--- TASK ITEM ---
Print the records below exactly; all of them are needed.

--- INFORMATION ---
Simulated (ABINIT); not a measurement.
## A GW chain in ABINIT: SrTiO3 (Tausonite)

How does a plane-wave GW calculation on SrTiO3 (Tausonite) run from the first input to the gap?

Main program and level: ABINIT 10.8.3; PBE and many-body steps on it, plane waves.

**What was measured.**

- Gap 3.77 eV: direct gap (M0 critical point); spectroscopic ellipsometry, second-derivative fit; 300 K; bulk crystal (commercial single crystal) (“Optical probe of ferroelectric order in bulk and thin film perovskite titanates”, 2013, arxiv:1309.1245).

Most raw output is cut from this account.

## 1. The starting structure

--- WORKED SOLUTION ---
Simulated (ABINIT); not a measurement.
## A GW chain in ABINIT: SrTiO3 (Tausonite)

How does a plane-wave GW calculation on SrTiO3 (Tausonite) run from the first input to the gap?

Main program and level: ABINIT 10.8.3; PBE and many-body steps on it, plane waves.

**What was measured.**

- Gap 3.77 eV: direct gap (M0 critical point); spectroscopic ellipsometry, second-derivative fit; 300 K; bulk crystal (commercial single crystal) (“Optical probe of ferroelectric order in bulk and thin film perovskite titanates”, 2013, arxiv:1309.1245).

Most raw output is cut from this account.

## 1. The starting structure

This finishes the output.